* [Exercise]: First find the line with "0.001 eV/atom |" in the entries below, then set down exactly every line through the line with "The run is repeated", that line included.

* [Data extracts]:
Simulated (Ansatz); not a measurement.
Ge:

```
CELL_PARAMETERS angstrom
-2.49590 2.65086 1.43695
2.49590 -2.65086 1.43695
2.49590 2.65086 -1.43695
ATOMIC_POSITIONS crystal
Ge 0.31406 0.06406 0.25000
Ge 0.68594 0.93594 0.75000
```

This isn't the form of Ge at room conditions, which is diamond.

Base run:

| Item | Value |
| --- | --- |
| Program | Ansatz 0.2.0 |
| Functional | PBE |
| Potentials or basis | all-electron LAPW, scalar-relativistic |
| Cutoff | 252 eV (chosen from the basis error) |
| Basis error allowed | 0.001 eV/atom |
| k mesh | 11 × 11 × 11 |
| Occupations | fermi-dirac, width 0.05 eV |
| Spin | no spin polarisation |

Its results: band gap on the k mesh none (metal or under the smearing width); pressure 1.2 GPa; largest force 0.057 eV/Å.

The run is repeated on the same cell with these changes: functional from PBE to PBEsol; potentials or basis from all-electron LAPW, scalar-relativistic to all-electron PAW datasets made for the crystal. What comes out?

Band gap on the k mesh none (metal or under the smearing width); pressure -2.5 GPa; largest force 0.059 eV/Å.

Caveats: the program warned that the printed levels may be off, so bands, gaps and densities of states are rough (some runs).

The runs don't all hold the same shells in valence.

* [Answer area]:
| Basis error allowed | 0.001 eV/atom |
| k mesh | 11 × 11 × 11 |
| Occupations | fermi-dirac, width 0.05 eV |
| Spin | no spin polarisation |

Its results: band gap on the k mesh none (metal or under the smearing width); pressure 1.2 GPa; largest force 0.057 eV/Å.

The run is repeated on the same cell with these changes: functional from PBE to PBEsol; potentials or basis from all-electron LAPW, scalar-relativistic to all-electron PAW datasets made for the crystal. What comes out?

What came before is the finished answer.